Reproduce each record exactly, leaving nothing out.

Exercise data |
◇ ◇ ◇ ◇ ◇

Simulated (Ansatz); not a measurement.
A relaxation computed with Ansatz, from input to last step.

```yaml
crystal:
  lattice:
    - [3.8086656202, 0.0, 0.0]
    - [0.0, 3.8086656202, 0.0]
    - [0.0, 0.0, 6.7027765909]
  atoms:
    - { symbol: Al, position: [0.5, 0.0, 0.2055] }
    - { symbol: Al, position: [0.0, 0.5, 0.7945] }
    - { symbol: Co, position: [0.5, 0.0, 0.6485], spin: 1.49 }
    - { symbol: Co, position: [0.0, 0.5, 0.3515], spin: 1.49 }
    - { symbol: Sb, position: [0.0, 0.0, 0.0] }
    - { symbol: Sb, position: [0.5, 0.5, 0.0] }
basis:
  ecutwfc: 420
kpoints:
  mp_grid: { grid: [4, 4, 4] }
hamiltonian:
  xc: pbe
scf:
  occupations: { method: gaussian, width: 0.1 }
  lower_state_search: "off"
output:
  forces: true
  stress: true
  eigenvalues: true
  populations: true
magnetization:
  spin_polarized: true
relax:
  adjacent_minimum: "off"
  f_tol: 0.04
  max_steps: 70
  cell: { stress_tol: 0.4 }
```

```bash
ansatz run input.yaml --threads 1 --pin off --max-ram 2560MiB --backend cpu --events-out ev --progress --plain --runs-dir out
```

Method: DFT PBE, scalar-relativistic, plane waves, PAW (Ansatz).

◇ ◇ ◇ ◇ ◇

Written response |
Simulated (Ansatz); not a measurement.
A relaxation computed with Ansatz, from input to last step.

```yaml
crystal:
  lattice:
    - [3.8086656202, 0.0, 0.0]
    - [0.0, 3.8086656202, 0.0]
    - [0.0, 0.0, 6.7027765909]
  atoms:
    - { symbol: Al, position: [0.5, 0.0, 0.2055] }
    - { symbol: Al, position: [0.0, 0.5, 0.7945] }
    - { symbol: Co, position: [0.5, 0.0, 0.6485], spin: 1.49 }
    - { symbol: Co, position: [0.0, 0.5, 0.3515], spin: 1.49 }
    - { symbol: Sb, position: [0.0, 0.0, 0.0] }
    - { symbol: Sb, position: [0.5, 0.5, 0.0] }
basis:
  ecutwfc: 420
kpoints:
  mp_grid: { grid: [4, 4, 4] }
hamiltonian:
  xc: pbe
scf:
  occupations: { method: gaussian, width: 0.1 }
  lower_state_search: "off"
output:
  forces: true
  stress: true
  eigenvalues: true
  populations: true
magnetization:
  spin_polarized: true
relax:
  adjacent_minimum: "off"
  f_tol: 0.04
  max_steps: 70
  cell: { stress_tol: 0.4 }
```

```bash
ansatz run input.yaml --threads 1 --pin off --max-ram 2560MiB --backend cpu --events-out ev --progress --plain --runs-dir out
```

Method: DFT PBE, scalar-relativistic, plane waves, PAW (Ansatz).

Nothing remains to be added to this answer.